::::::::
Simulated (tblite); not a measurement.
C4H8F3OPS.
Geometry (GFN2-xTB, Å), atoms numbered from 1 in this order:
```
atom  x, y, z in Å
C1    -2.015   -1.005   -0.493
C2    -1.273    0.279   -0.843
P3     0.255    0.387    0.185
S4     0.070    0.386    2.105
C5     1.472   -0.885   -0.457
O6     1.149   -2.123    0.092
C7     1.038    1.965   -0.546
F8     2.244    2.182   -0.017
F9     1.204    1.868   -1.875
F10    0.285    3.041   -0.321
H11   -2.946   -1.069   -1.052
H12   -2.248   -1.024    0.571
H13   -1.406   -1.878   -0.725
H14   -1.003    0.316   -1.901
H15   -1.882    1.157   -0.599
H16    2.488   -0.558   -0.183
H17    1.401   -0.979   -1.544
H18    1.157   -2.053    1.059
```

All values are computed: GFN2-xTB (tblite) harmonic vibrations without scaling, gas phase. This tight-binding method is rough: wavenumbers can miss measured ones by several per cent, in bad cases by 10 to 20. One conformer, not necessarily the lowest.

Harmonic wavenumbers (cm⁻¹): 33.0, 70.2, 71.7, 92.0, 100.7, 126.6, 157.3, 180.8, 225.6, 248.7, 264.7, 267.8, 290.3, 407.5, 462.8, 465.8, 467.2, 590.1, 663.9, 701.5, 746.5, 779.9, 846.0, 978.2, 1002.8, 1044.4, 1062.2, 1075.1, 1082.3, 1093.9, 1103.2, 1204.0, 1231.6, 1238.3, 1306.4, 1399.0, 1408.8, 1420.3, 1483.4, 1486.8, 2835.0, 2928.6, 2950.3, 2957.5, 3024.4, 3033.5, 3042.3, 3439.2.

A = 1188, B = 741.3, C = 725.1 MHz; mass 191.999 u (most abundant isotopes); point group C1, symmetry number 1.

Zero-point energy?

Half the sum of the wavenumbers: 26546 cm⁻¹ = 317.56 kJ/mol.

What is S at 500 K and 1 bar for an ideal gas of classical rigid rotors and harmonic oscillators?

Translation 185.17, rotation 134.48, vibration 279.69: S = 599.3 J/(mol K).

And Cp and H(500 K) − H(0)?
::::::::

Starting at the top of the listing above, repeat every line exactly until the line that contains "Translation 185.17, rotation" has been repeated too.

Exercise output:
Simulated (tblite); not a measurement.
C4H8F3OPS.
Geometry (GFN2-xTB, Å), atoms numbered from 1 in this order:
```
atom  x, y, z in Å
C1    -2.015   -1.005   -0.493
C2    -1.273    0.279   -0.843
P3     0.255    0.387    0.185
S4     0.070    0.386    2.105
C5     1.472   -0.885   -0.457
O6     1.149   -2.123    0.092
C7     1.038    1.965   -0.546
F8     2.244    2.182   -0.017
F9     1.204    1.868   -1.875
F10    0.285    3.041   -0.321
H11   -2.946   -1.069   -1.052
H12   -2.248   -1.024    0.571
H13   -1.406   -1.878   -0.725
H14   -1.003    0.316   -1.901
H15   -1.882    1.157   -0.599
H16    2.488   -0.558   -0.183
H17    1.401   -0.979   -1.544
H18    1.157   -2.053    1.059
```

All values are computed: GFN2-xTB (tblite) harmonic vibrations without scaling, gas phase. This tight-binding method is rough: wavenumbers can miss measured ones by several per cent, in bad cases by 10 to 20. One conformer, not necessarily the lowest.

Harmonic wavenumbers (cm⁻¹): 33.0, 70.2, 71.7, 92.0, 100.7, 126.6, 157.3, 180.8, 225.6, 248.7, 264.7, 267.8, 290.3, 407.5, 462.8, 465.8, 467.2, 590.1, 663.9, 701.5, 746.5, 779.9, 846.0, 978.2, 1002.8, 1044.4, 1062.2, 1075.1, 1082.3, 1093.9, 1103.2, 1204.0, 1231.6, 1238.3, 1306.4, 1399.0, 1408.8, 1420.3, 1483.4, 1486.8, 2835.0, 2928.6, 2950.3, 2957.5, 3024.4, 3033.5, 3042.3, 3439.2.

A = 1188, B = 741.3, C = 725.1 MHz; mass 191.999 u (most abundant isotopes); point group C1, symmetry number 1.

Zero-point energy?

Half the sum of the wavenumbers: 26546 cm⁻¹ = 317.56 kJ/mol.

What is S at 500 K and 1 bar for an ideal gas of classical rigid rotors and harmonic oscillators?

Translation 185.17, rotation 134.48, vibration 279.69: S = 599.3 J/(mol K).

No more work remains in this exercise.